• [Work request]: Word for word, restate the lines of the data from the first through the one containing "-1.0 | 0.01 | 5 |", and nothing else.

***
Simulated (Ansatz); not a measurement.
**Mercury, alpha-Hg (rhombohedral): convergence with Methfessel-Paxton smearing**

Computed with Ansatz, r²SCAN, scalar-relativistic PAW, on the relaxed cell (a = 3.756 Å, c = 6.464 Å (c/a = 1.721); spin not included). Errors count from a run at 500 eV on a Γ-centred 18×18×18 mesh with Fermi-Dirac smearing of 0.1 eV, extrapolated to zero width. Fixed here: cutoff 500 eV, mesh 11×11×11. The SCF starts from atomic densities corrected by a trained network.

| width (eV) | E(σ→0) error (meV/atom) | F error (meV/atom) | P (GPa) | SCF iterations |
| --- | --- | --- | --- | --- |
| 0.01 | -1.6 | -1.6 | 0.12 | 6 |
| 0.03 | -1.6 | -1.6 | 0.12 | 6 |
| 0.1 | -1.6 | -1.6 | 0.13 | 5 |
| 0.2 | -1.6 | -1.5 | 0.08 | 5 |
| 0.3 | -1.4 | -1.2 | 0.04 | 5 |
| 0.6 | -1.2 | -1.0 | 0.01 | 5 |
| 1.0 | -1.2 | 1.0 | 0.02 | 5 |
***

• [Answer space]:
Simulated (Ansatz); not a measurement.
**Mercury, alpha-Hg (rhombohedral): convergence with Methfessel-Paxton smearing**

Computed with Ansatz, r²SCAN, scalar-relativistic PAW, on the relaxed cell (a = 3.756 Å, c = 6.464 Å (c/a = 1.721); spin not included). Errors count from a run at 500 eV on a Γ-centred 18×18×18 mesh with Fermi-Dirac smearing of 0.1 eV, extrapolated to zero width. Fixed here: cutoff 500 eV, mesh 11×11×11. The SCF starts from atomic densities corrected by a trained network.

| width (eV) | E(σ→0) error (meV/atom) | F error (meV/atom) | P (GPa) | SCF iterations |
| --- | --- | --- | --- | --- |
| 0.01 | -1.6 | -1.6 | 0.12 | 6 |
| 0.03 | -1.6 | -1.6 | 0.12 | 6 |
| 0.1 | -1.6 | -1.6 | 0.13 | 5 |
| 0.2 | -1.6 | -1.5 | 0.08 | 5 |
| 0.3 | -1.4 | -1.2 | 0.04 | 5 |
| 0.6 | -1.2 | -1.0 | 0.01 | 5 |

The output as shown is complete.